*Material provided*.
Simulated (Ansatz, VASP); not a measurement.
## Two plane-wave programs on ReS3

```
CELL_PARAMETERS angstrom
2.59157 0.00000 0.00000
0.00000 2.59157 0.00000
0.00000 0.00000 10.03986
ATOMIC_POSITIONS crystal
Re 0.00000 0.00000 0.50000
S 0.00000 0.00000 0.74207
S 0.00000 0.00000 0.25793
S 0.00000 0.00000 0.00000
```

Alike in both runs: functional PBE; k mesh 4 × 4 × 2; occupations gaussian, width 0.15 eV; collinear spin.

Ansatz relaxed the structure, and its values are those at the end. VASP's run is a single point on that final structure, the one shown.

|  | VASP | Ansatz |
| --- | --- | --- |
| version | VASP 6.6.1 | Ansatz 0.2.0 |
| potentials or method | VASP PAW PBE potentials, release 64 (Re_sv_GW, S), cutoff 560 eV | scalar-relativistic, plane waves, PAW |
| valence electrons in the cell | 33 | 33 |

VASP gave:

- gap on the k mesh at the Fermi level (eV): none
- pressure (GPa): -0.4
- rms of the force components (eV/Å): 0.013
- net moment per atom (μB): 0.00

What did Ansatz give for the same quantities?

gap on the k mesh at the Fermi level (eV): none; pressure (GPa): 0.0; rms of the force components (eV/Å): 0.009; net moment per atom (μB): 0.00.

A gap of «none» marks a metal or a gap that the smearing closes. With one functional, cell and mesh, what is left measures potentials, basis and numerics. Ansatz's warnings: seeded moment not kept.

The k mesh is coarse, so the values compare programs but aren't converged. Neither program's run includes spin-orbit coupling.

*Assignment*. Please repeat the material above, word for word and in full.

*Task response*.
Simulated (Ansatz, VASP); not a measurement.
## Two plane-wave programs on ReS3

```
CELL_PARAMETERS angstrom
2.59157 0.00000 0.00000
0.00000 2.59157 0.00000
0.00000 0.00000 10.03986
ATOMIC_POSITIONS crystal
Re 0.00000 0.00000 0.50000
S 0.00000 0.00000 0.74207
S 0.00000 0.00000 0.25793
S 0.00000 0.00000 0.00000
```

Alike in both runs: functional PBE; k mesh 4 × 4 × 2; occupations gaussian, width 0.15 eV; collinear spin.

Ansatz relaxed the structure, and its values are those at the end. VASP's run is a single point on that final structure, the one shown.

|  | VASP | Ansatz |
| --- | --- | --- |
| version | VASP 6.6.1 | Ansatz 0.2.0 |
| potentials or method | VASP PAW PBE potentials, release 64 (Re_sv_GW, S), cutoff 560 eV | scalar-relativistic, plane waves, PAW |
| valence electrons in the cell | 33 | 33 |

VASP gave:

- gap on the k mesh at the Fermi level (eV): none
- pressure (GPa): -0.4
- rms of the force components (eV/Å): 0.013
- net moment per atom (μB): 0.00

What did Ansatz give for the same quantities?

gap on the k mesh at the Fermi level (eV): none; pressure (GPa): 0.0; rms of the force components (eV/Å): 0.009; net moment per atom (μB): 0.00.

A gap of «none» marks a metal or a gap that the smearing closes. With one functional, cell and mesh, what is left measures potentials, basis and numerics. Ansatz's warnings: seeded moment not kept.

The k mesh is coarse, so the values compare programs but aren't converged. Neither program's run includes spin-orbit coupling.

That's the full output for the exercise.